— Action item —
Nothing in the records may be altered, so transcribe them exactly.

------------

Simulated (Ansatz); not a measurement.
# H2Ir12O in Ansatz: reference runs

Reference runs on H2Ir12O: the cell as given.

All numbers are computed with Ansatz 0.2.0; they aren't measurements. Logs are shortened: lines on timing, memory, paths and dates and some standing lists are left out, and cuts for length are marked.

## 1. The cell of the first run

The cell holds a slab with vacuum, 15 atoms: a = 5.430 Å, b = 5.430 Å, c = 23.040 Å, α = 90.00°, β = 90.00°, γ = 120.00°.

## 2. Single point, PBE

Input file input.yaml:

------------

— Answer box —
Simulated (Ansatz); not a measurement.
# H2Ir12O in Ansatz: reference runs

Reference runs on H2Ir12O: the cell as given.

All numbers are computed with Ansatz 0.2.0; they aren't measurements. Logs are shortened: lines on timing, memory, paths and dates and some standing lists are left out, and cuts for length are marked.

## 1. The cell of the first run

The cell holds a slab with vacuum, 15 atoms: a = 5.430 Å, b = 5.430 Å, c = 23.040 Å, α = 90.00°, β = 90.00°, γ = 120.00°.

## 2. Single point, PBE

Input file input.yaml:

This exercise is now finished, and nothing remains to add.